**MATERIAL SUPPLIED:**
━━━━
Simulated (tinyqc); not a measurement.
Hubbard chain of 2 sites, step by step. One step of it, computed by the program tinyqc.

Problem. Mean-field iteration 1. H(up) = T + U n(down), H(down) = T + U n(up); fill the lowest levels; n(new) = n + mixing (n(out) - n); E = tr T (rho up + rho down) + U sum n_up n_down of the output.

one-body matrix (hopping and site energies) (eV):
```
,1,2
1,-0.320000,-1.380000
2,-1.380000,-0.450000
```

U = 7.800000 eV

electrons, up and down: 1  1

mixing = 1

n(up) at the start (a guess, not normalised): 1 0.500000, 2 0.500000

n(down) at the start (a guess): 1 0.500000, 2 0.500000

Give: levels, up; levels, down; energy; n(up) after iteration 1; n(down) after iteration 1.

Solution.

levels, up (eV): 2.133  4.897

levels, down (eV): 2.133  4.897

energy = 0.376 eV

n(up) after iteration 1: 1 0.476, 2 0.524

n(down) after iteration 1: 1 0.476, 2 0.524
━━━━

**TASK ITEM:**
Give all the records above again, wording unchanged.

**RESPONSE AREA:**
Simulated (tinyqc); not a measurement.
Hubbard chain of 2 sites, step by step. One step of it, computed by the program tinyqc.

Problem. Mean-field iteration 1. H(up) = T + U n(down), H(down) = T + U n(up); fill the lowest levels; n(new) = n + mixing (n(out) - n); E = tr T (rho up + rho down) + U sum n_up n_down of the output.

one-body matrix (hopping and site energies) (eV):
```
,1,2
1,-0.320000,-1.380000
2,-1.380000,-0.450000
```

U = 7.800000 eV

electrons, up and down: 1  1

mixing = 1

n(up) at the start (a guess, not normalised): 1 0.500000, 2 0.500000

n(down) at the start (a guess): 1 0.500000, 2 0.500000

Give: levels, up; levels, down; energy; n(up) after iteration 1; n(down) after iteration 1.

Solution.

levels, up (eV): 2.133  4.897

levels, down (eV): 2.133  4.897

energy = 0.376 eV

n(up) after iteration 1: 1 0.476, 2 0.524

n(down) after iteration 1: 1 0.476, 2 0.524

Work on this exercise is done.